_Assigned task_
Return exactly and only these lines: the first of the listing through the one containing "(eV) | -8.93 |".

[Given data — start]

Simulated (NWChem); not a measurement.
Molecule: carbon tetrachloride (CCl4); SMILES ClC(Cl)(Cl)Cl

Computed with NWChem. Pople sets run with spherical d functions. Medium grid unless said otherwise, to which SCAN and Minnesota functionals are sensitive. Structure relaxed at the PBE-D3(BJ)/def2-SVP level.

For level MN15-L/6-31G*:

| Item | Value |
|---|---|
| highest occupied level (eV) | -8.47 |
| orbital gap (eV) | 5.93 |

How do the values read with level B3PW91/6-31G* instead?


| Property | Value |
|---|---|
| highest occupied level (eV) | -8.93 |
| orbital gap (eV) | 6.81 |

[Given data — finish]

_Problem solution_
Simulated (NWChem); not a measurement.
Molecule: carbon tetrachloride (CCl4); SMILES ClC(Cl)(Cl)Cl

Computed with NWChem. Pople sets run with spherical d functions. Medium grid unless said otherwise, to which SCAN and Minnesota functionals are sensitive. Structure relaxed at the PBE-D3(BJ)/def2-SVP level.

For level MN15-L/6-31G*:

| Item | Value |
|---|---|
| highest occupied level (eV) | -8.47 |
| orbital gap (eV) | 5.93 |

How do the values read with level B3PW91/6-31G* instead?


| Property | Value |
|---|---|
| highest occupied level (eV) | -8.93 |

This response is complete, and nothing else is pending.